A line containing "By pair of heavy" appears in the material below. Return exactly every line from the first through that one, and only those.

EXTRACTED ENTRIES:
-*-

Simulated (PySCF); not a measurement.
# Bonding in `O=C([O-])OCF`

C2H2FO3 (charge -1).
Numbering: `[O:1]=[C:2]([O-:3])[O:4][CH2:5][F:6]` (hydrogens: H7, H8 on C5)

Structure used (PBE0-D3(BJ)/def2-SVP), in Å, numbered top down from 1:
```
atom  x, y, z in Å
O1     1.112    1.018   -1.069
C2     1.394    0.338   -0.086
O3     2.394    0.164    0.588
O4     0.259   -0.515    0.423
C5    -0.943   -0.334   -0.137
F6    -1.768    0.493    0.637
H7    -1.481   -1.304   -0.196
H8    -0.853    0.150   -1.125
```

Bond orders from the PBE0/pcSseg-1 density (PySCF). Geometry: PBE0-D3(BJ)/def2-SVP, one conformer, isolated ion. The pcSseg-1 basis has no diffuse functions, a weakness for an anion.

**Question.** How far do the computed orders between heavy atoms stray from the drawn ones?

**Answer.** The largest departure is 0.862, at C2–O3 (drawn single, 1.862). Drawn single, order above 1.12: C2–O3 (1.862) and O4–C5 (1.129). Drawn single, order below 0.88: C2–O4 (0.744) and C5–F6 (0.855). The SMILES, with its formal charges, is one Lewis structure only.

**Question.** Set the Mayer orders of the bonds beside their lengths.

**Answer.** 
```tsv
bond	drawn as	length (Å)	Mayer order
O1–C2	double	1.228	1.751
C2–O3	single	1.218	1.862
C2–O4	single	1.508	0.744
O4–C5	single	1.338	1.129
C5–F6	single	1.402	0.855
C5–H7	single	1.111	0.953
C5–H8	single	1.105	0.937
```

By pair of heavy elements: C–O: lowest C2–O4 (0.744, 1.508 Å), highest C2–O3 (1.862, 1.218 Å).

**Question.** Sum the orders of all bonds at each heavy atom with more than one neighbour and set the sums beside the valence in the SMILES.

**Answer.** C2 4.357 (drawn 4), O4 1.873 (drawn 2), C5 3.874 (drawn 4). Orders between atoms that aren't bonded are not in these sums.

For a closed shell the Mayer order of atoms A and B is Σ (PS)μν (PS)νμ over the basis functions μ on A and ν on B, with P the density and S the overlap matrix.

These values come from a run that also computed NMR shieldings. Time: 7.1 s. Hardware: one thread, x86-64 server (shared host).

-*-

EXERCISE RESPONSE:
Simulated (PySCF); not a measurement.
# Bonding in `O=C([O-])OCF`

C2H2FO3 (charge -1).
Numbering: `[O:1]=[C:2]([O-:3])[O:4][CH2:5][F:6]` (hydrogens: H7, H8 on C5)

Structure used (PBE0-D3(BJ)/def2-SVP), in Å, numbered top down from 1:
```
atom  x, y, z in Å
O1     1.112    1.018   -1.069
C2     1.394    0.338   -0.086
O3     2.394    0.164    0.588
O4     0.259   -0.515    0.423
C5    -0.943   -0.334   -0.137
F6    -1.768    0.493    0.637
H7    -1.481   -1.304   -0.196
H8    -0.853    0.150   -1.125
```

Bond orders from the PBE0/pcSseg-1 density (PySCF). Geometry: PBE0-D3(BJ)/def2-SVP, one conformer, isolated ion. The pcSseg-1 basis has no diffuse functions, a weakness for an anion.

**Question.** How far do the computed orders between heavy atoms stray from the drawn ones?

**Answer.** The largest departure is 0.862, at C2–O3 (drawn single, 1.862). Drawn single, order above 1.12: C2–O3 (1.862) and O4–C5 (1.129). Drawn single, order below 0.88: C2–O4 (0.744) and C5–F6 (0.855). The SMILES, with its formal charges, is one Lewis structure only.

**Question.** Set the Mayer orders of the bonds beside their lengths.

**Answer.** 
```tsv
bond	drawn as	length (Å)	Mayer order
O1–C2	double	1.228	1.751
C2–O3	single	1.218	1.862
C2–O4	single	1.508	0.744
O4–C5	single	1.338	1.129
C5–F6	single	1.402	0.855
C5–H7	single	1.111	0.953
C5–H8	single	1.105	0.937
```

By pair of heavy elements: C–O: lowest C2–O4 (0.744, 1.508 Å), highest C2–O3 (1.862, 1.218 Å).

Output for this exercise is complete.